-- Opening Marker --

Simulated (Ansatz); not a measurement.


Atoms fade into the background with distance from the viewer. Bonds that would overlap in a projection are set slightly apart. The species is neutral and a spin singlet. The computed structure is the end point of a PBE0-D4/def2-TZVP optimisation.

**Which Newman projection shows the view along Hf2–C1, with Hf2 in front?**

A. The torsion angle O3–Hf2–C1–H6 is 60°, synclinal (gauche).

-- Closing Marker --

_Work task:_ Your answer should be the material, retyped exactly as written.

_Task solution:_
Simulated (Ansatz); not a measurement.


Atoms fade into the background with distance from the viewer. Bonds that would overlap in a projection are set slightly apart. The species is neutral and a spin singlet. The computed structure is the end point of a PBE0-D4/def2-TZVP optimisation.

**Which Newman projection shows the view along Hf2–C1, with Hf2 in front?**

A. The torsion angle O3–Hf2–C1–H6 is 60°, synclinal (gauche).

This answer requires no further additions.